**Required action**
Each entry must appear again exactly as it does in the source.

**Supplied material**
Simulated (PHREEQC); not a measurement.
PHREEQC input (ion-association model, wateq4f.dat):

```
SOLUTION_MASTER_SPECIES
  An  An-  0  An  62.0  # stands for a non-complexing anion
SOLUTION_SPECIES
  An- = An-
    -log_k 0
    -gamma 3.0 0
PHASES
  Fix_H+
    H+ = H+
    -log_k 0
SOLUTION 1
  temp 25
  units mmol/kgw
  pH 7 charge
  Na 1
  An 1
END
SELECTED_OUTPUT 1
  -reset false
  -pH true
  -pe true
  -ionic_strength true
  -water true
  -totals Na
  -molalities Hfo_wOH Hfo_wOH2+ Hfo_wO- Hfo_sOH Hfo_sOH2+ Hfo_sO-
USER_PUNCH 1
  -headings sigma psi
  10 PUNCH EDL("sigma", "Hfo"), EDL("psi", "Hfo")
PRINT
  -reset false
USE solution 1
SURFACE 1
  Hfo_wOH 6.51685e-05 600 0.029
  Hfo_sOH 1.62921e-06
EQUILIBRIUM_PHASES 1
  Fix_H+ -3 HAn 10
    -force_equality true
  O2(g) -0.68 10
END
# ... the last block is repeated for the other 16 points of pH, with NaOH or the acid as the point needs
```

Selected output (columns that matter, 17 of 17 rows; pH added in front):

**Task solution**
Simulated (PHREEQC); not a measurement.
PHREEQC input (ion-association model, wateq4f.dat):

```
SOLUTION_MASTER_SPECIES
  An  An-  0  An  62.0  # stands for a non-complexing anion
SOLUTION_SPECIES
  An- = An-
    -log_k 0
    -gamma 3.0 0
PHASES
  Fix_H+
    H+ = H+
    -log_k 0
SOLUTION 1
  temp 25
  units mmol/kgw
  pH 7 charge
  Na 1
  An 1
END
SELECTED_OUTPUT 1
  -reset false
  -pH true
  -pe true
  -ionic_strength true
  -water true
  -totals Na
  -molalities Hfo_wOH Hfo_wOH2+ Hfo_wO- Hfo_sOH Hfo_sOH2+ Hfo_sO-
USER_PUNCH 1
  -headings sigma psi
  10 PUNCH EDL("sigma", "Hfo"), EDL("psi", "Hfo")
PRINT
  -reset false
USE solution 1
SURFACE 1
  Hfo_wOH 6.51685e-05 600 0.029
  Hfo_sOH 1.62921e-06
EQUILIBRIUM_PHASES 1
  Fix_H+ -3 HAn 10
    -force_equality true
  O2(g) -0.68 10
END
# ... the last block is repeated for the other 16 points of pH, with NaOH or the acid as the point needs
```

Selected output (columns that matter, 17 of 17 rows; pH added in front):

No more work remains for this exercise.